___ Provided data

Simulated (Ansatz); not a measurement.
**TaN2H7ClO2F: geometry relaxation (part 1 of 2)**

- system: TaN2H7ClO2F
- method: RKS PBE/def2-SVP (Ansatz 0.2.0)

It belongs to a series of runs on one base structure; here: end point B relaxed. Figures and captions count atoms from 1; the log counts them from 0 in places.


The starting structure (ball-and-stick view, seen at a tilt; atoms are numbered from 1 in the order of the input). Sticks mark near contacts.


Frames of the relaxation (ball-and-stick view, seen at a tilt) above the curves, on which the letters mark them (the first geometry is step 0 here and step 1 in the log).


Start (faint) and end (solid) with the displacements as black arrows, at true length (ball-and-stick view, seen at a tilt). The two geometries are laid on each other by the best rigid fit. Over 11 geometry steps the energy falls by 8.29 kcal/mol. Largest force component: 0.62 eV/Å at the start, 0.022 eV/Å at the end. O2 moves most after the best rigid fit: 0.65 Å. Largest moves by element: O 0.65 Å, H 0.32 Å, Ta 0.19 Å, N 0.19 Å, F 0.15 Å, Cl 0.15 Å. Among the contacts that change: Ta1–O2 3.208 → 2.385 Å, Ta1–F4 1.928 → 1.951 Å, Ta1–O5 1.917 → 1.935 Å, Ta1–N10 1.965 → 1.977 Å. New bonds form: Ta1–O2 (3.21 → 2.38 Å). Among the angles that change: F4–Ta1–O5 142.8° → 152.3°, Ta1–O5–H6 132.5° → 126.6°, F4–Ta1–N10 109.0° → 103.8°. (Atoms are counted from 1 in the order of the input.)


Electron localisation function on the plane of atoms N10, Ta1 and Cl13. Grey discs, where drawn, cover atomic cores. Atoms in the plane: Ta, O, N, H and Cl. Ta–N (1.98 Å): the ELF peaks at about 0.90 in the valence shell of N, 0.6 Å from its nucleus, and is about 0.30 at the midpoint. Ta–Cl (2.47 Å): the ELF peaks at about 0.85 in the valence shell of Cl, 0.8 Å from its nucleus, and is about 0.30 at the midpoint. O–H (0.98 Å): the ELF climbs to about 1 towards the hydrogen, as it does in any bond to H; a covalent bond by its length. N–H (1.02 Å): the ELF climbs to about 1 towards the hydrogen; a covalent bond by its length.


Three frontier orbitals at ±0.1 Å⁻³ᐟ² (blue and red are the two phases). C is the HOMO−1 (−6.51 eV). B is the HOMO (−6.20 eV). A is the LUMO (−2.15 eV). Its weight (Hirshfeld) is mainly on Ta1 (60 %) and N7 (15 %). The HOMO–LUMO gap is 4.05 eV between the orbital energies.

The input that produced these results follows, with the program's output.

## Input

______

* [Task item]:
Please reproduce exactly the lines in the listing above from the one containing "Frames of the" through the one containing "Start (faint) and", both included, and nothing more.

* [Response area]:
Frames of the relaxation (ball-and-stick view, seen at a tilt) above the curves, on which the letters mark them (the first geometry is step 0 here and step 1 in the log).


Start (faint) and end (solid) with the displacements as black arrows, at true length (ball-and-stick view, seen at a tilt). The two geometries are laid on each other by the best rigid fit. Over 11 geometry steps the energy falls by 8.29 kcal/mol. Largest force component: 0.62 eV/Å at the start, 0.022 eV/Å at the end. O2 moves most after the best rigid fit: 0.65 Å. Largest moves by element: O 0.65 Å, H 0.32 Å, Ta 0.19 Å, N 0.19 Å, F 0.15 Å, Cl 0.15 Å. Among the contacts that change: Ta1–O2 3.208 → 2.385 Å, Ta1–F4 1.928 → 1.951 Å, Ta1–O5 1.917 → 1.935 Å, Ta1–N10 1.965 → 1.977 Å. New bonds form: Ta1–O2 (3.21 → 2.38 Å). Among the angles that change: F4–Ta1–O5 142.8° → 152.3°, Ta1–O5–H6 132.5° → 126.6°, F4–Ta1–N10 109.0° → 103.8°. (Atoms are counted from 1 in the order of the input.)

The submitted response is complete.